**Work instruction:**
Within the entries below, find the portion that opens with the line containing "The cell isn't" and closes with the line containing "These files were". Retype that portion exactly and only.

**Record set:**
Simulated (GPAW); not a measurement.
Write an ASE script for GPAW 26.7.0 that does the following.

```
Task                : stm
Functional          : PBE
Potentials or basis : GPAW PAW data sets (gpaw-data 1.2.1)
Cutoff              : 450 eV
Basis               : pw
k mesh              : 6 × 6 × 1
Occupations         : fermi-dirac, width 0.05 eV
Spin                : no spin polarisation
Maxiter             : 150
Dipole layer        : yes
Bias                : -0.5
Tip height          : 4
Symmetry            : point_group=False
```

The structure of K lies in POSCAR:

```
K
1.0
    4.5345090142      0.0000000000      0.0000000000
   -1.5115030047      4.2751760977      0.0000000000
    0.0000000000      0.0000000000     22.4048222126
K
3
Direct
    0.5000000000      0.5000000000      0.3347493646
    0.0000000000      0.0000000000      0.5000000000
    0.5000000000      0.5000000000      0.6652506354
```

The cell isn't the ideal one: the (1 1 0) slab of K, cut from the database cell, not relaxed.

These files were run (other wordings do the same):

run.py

**Solution:**
The cell isn't the ideal one: the (1 1 0) slab of K, cut from the database cell, not relaxed.

These files were run (other wordings do the same):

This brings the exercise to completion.